**Given data**
_____
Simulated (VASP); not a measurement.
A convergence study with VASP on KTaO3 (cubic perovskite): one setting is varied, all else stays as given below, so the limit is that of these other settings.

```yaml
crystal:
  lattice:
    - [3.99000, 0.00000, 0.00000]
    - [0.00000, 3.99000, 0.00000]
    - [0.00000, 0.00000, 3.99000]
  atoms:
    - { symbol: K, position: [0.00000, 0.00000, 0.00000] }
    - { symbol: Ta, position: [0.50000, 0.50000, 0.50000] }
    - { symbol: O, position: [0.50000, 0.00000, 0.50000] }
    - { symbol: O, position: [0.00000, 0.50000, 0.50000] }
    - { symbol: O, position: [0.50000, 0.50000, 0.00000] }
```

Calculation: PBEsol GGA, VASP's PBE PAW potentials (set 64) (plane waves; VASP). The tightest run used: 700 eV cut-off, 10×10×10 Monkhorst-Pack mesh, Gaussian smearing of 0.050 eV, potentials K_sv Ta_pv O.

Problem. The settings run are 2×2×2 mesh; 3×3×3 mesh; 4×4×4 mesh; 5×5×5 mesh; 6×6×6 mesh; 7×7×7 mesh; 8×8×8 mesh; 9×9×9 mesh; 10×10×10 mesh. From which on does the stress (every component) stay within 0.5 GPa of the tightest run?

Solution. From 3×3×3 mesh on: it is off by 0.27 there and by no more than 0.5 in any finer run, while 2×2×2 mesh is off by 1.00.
_____

**Assigned task**
Copy out the entries exactly. Begin at the first line and end with the line that has "Problem. The settings".

**Written response**
Simulated (VASP); not a measurement.
A convergence study with VASP on KTaO3 (cubic perovskite): one setting is varied, all else stays as given below, so the limit is that of these other settings.

```yaml
crystal:
  lattice:
    - [3.99000, 0.00000, 0.00000]
    - [0.00000, 3.99000, 0.00000]
    - [0.00000, 0.00000, 3.99000]
  atoms:
    - { symbol: K, position: [0.00000, 0.00000, 0.00000] }
    - { symbol: Ta, position: [0.50000, 0.50000, 0.50000] }
    - { symbol: O, position: [0.50000, 0.00000, 0.50000] }
    - { symbol: O, position: [0.00000, 0.50000, 0.50000] }
    - { symbol: O, position: [0.50000, 0.50000, 0.00000] }
```

Calculation: PBEsol GGA, VASP's PBE PAW potentials (set 64) (plane waves; VASP). The tightest run used: 700 eV cut-off, 10×10×10 Monkhorst-Pack mesh, Gaussian smearing of 0.050 eV, potentials K_sv Ta_pv O.

Problem. The settings run are 2×2×2 mesh; 3×3×3 mesh; 4×4×4 mesh; 5×5×5 mesh; 6×6×6 mesh; 7×7×7 mesh; 8×8×8 mesh; 9×9×9 mesh; 10×10×10 mesh. From which on does the stress (every component) stay within 0.5 GPa of the tightest run?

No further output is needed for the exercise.